▶ **Information supplied**:
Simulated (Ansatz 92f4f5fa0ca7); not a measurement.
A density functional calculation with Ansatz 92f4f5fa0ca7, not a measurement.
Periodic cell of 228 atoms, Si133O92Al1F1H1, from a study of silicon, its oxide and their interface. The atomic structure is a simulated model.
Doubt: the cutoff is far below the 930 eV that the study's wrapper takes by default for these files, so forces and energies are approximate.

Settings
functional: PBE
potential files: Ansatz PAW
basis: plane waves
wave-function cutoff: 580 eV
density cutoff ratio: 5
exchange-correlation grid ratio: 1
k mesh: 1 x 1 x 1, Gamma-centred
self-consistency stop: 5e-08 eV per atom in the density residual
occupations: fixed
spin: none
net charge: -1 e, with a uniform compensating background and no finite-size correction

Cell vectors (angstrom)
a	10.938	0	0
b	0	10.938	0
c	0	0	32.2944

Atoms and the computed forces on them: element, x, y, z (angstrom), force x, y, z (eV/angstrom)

▶ **Work instruction**: Leaving each word as it is, reproduce all the material.

▶ **Task response**:
Simulated (Ansatz 92f4f5fa0ca7); not a measurement.
A density functional calculation with Ansatz 92f4f5fa0ca7, not a measurement.
Periodic cell of 228 atoms, Si133O92Al1F1H1, from a study of silicon, its oxide and their interface. The atomic structure is a simulated model.
Doubt: the cutoff is far below the 930 eV that the study's wrapper takes by default for these files, so forces and energies are approximate.

Settings
functional: PBE
potential files: Ansatz PAW
basis: plane waves
wave-function cutoff: 580 eV
density cutoff ratio: 5
exchange-correlation grid ratio: 1
k mesh: 1 x 1 x 1, Gamma-centred
self-consistency stop: 5e-08 eV per atom in the density residual
occupations: fixed
spin: none
net charge: -1 e, with a uniform compensating background and no finite-size correction

Cell vectors (angstrom)
a	10.938	0	0
b	0	10.938	0
c	0	0	32.2944

Atoms and the computed forces on them: element, x, y, z (angstrom), force x, y, z (eV/angstrom)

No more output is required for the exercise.